###

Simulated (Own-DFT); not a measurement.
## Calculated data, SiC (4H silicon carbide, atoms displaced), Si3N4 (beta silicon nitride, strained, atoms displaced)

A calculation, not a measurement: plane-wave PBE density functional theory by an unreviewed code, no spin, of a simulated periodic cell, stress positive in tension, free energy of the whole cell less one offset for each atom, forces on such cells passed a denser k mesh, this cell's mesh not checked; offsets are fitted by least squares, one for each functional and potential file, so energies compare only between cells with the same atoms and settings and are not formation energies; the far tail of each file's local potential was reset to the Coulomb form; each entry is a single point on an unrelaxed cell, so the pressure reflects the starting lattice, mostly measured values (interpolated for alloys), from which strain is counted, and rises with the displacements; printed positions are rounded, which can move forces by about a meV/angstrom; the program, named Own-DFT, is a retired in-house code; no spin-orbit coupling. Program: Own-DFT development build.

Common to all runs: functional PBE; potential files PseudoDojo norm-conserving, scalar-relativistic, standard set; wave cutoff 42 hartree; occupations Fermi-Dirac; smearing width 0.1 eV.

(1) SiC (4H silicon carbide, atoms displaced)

###

#### Assignment
Give the data again in full, exactly.

#### Written reply
Simulated (Own-DFT); not a measurement.
## Calculated data, SiC (4H silicon carbide, atoms displaced), Si3N4 (beta silicon nitride, strained, atoms displaced)

A calculation, not a measurement: plane-wave PBE density functional theory by an unreviewed code, no spin, of a simulated periodic cell, stress positive in tension, free energy of the whole cell less one offset for each atom, forces on such cells passed a denser k mesh, this cell's mesh not checked; offsets are fitted by least squares, one for each functional and potential file, so energies compare only between cells with the same atoms and settings and are not formation energies; the far tail of each file's local potential was reset to the Coulomb form; each entry is a single point on an unrelaxed cell, so the pressure reflects the starting lattice, mostly measured values (interpolated for alloys), from which strain is counted, and rises with the displacements; printed positions are rounded, which can move forces by about a meV/angstrom; the program, named Own-DFT, is a retired in-house code; no spin-orbit coupling. Program: Own-DFT development build.

Common to all runs: functional PBE; potential files PseudoDojo norm-conserving, scalar-relativistic, standard set; wave cutoff 42 hartree; occupations Fermi-Dirac; smearing width 0.1 eV.

(1) SiC (4H silicon carbide, atoms displaced)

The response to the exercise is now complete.